Work order: Please return each of the entries that follow, unchanged in every word.

BEGIN

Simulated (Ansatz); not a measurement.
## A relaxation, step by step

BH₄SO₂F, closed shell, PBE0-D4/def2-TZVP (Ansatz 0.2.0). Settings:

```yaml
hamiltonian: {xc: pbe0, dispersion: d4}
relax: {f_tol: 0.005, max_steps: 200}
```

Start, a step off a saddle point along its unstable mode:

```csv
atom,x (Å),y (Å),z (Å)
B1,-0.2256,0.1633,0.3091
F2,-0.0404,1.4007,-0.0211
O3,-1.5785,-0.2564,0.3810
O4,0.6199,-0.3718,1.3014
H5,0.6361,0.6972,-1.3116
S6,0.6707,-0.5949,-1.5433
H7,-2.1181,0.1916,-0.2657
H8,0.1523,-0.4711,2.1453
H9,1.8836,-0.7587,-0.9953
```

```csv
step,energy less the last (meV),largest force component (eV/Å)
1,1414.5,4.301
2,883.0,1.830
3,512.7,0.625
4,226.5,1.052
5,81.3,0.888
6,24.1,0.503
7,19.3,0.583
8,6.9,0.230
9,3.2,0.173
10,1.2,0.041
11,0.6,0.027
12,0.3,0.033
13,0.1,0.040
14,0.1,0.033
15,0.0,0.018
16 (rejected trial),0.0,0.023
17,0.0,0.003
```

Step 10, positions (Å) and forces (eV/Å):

END

Written response:
Simulated (Ansatz); not a measurement.
## A relaxation, step by step

BH₄SO₂F, closed shell, PBE0-D4/def2-TZVP (Ansatz 0.2.0). Settings:

```yaml
hamiltonian: {xc: pbe0, dispersion: d4}
relax: {f_tol: 0.005, max_steps: 200}
```

Start, a step off a saddle point along its unstable mode:

```csv
atom,x (Å),y (Å),z (Å)
B1,-0.2256,0.1633,0.3091
F2,-0.0404,1.4007,-0.0211
O3,-1.5785,-0.2564,0.3810
O4,0.6199,-0.3718,1.3014
H5,0.6361,0.6972,-1.3116
S6,0.6707,-0.5949,-1.5433
H7,-2.1181,0.1916,-0.2657
H8,0.1523,-0.4711,2.1453
H9,1.8836,-0.7587,-0.9953
```

```csv
step,energy less the last (meV),largest force component (eV/Å)
1,1414.5,4.301
2,883.0,1.830
3,512.7,0.625
4,226.5,1.052
5,81.3,0.888
6,24.1,0.503
7,19.3,0.583
8,6.9,0.230
9,3.2,0.173
10,1.2,0.041
11,0.6,0.027
12,0.3,0.033
13,0.1,0.040
14,0.1,0.033
15,0.0,0.018
16 (rejected trial),0.0,0.023
17,0.0,0.003
```

Step 10, positions (Å) and forces (eV/Å):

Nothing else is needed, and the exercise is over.